== Segment start ==
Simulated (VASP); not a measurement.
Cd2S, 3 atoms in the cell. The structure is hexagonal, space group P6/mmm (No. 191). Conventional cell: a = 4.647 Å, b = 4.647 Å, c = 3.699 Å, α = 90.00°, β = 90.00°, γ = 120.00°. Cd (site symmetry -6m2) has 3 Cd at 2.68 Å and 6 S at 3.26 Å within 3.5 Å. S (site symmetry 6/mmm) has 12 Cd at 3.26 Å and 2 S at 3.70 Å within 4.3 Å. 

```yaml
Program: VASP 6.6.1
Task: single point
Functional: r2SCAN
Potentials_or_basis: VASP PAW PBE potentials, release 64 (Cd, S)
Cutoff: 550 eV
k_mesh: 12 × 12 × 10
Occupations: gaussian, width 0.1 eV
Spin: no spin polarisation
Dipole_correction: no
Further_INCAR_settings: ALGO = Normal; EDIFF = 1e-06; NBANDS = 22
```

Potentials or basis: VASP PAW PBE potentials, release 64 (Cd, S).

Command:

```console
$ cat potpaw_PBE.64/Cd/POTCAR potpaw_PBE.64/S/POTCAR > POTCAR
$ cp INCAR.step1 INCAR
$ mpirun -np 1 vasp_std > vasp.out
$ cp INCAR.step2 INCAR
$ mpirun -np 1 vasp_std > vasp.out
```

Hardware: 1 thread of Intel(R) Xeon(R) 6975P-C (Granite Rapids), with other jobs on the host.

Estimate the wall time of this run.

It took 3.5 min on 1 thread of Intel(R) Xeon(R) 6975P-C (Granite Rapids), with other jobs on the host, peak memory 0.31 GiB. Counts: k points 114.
== Segment end ==

### Work item
Above are the records; please copy exactly their first line and each line after it through the line containing "Estimate the wall time of this run.", and no line after that.

### Answer space
Simulated (VASP); not a measurement.
Cd2S, 3 atoms in the cell. The structure is hexagonal, space group P6/mmm (No. 191). Conventional cell: a = 4.647 Å, b = 4.647 Å, c = 3.699 Å, α = 90.00°, β = 90.00°, γ = 120.00°. Cd (site symmetry -6m2) has 3 Cd at 2.68 Å and 6 S at 3.26 Å within 3.5 Å. S (site symmetry 6/mmm) has 12 Cd at 3.26 Å and 2 S at 3.70 Å within 4.3 Å. 

```yaml
Program: VASP 6.6.1
Task: single point
Functional: r2SCAN
Potentials_or_basis: VASP PAW PBE potentials, release 64 (Cd, S)
Cutoff: 550 eV
k_mesh: 12 × 12 × 10
Occupations: gaussian, width 0.1 eV
Spin: no spin polarisation
Dipole_correction: no
Further_INCAR_settings: ALGO = Normal; EDIFF = 1e-06; NBANDS = 22
```

Potentials or basis: VASP PAW PBE potentials, release 64 (Cd, S).

Command:

```console
$ cat potpaw_PBE.64/Cd/POTCAR potpaw_PBE.64/S/POTCAR > POTCAR
$ cp INCAR.step1 INCAR
$ mpirun -np 1 vasp_std > vasp.out
$ cp INCAR.step2 INCAR
$ mpirun -np 1 vasp_std > vasp.out
```

Hardware: 1 thread of Intel(R) Xeon(R) 6975P-C (Granite Rapids), with other jobs on the host.

Estimate the wall time of this run.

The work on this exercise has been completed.